-----
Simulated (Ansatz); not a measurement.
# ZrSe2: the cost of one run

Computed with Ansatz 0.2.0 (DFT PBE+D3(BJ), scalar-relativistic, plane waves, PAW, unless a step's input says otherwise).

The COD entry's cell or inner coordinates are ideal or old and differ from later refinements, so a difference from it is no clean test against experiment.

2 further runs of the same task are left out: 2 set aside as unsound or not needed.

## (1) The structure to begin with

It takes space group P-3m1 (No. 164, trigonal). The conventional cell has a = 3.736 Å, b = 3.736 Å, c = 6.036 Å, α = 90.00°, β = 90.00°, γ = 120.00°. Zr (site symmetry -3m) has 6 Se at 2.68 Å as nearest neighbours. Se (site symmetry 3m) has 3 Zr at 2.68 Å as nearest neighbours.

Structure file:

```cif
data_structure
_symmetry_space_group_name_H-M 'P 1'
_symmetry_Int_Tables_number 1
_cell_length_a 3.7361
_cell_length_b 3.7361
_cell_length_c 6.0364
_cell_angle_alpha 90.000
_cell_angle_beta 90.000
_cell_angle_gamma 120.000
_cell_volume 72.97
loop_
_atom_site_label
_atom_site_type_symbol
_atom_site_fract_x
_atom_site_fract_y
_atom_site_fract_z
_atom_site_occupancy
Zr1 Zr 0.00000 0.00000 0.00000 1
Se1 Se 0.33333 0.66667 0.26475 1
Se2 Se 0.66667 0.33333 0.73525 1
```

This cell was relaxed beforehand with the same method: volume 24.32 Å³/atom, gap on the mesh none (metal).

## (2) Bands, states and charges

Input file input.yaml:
-----

Activity: Output must consist only of the listing's lines from the first through the line with "## (2) Bands, states and charges", reproduced word for word.

Response box:
Simulated (Ansatz); not a measurement.
# ZrSe2: the cost of one run

Computed with Ansatz 0.2.0 (DFT PBE+D3(BJ), scalar-relativistic, plane waves, PAW, unless a step's input says otherwise).

The COD entry's cell or inner coordinates are ideal or old and differ from later refinements, so a difference from it is no clean test against experiment.

2 further runs of the same task are left out: 2 set aside as unsound or not needed.

## (1) The structure to begin with

It takes space group P-3m1 (No. 164, trigonal). The conventional cell has a = 3.736 Å, b = 3.736 Å, c = 6.036 Å, α = 90.00°, β = 90.00°, γ = 120.00°. Zr (site symmetry -3m) has 6 Se at 2.68 Å as nearest neighbours. Se (site symmetry 3m) has 3 Zr at 2.68 Å as nearest neighbours.

Structure file:

```cif
data_structure
_symmetry_space_group_name_H-M 'P 1'
_symmetry_Int_Tables_number 1
_cell_length_a 3.7361
_cell_length_b 3.7361
_cell_length_c 6.0364
_cell_angle_alpha 90.000
_cell_angle_beta 90.000
_cell_angle_gamma 120.000
_cell_volume 72.97
loop_
_atom_site_label
_atom_site_type_symbol
_atom_site_fract_x
_atom_site_fract_y
_atom_site_fract_z
_atom_site_occupancy
Zr1 Zr 0.00000 0.00000 0.00000 1
Se1 Se 0.33333 0.66667 0.26475 1
Se2 Se 0.66667 0.33333 0.73525 1
```

This cell was relaxed beforehand with the same method: volume 24.32 Å³/atom, gap on the mesh none (metal).

## (2) Bands, states and charges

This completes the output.